· · · · ·

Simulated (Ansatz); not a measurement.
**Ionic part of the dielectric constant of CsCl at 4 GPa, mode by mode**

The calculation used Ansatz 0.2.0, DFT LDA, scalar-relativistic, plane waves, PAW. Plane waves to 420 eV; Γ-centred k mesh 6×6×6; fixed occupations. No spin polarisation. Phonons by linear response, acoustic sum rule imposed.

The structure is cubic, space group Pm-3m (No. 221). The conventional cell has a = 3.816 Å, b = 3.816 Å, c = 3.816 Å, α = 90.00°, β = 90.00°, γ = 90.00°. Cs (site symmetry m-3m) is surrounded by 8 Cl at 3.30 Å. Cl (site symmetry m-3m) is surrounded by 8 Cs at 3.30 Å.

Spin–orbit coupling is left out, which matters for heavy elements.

· · · · ·

* Work task
The line with "The calculation used" marks the end; reproduce exactly every line from the start of the entries up to it, that line included.

* Response box
Simulated (Ansatz); not a measurement.
**Ionic part of the dielectric constant of CsCl at 4 GPa, mode by mode**

The calculation used Ansatz 0.2.0, DFT LDA, scalar-relativistic, plane waves, PAW. Plane waves to 420 eV; Γ-centred k mesh 6×6×6; fixed occupations. No spin polarisation. Phonons by linear response, acoustic sum rule imposed.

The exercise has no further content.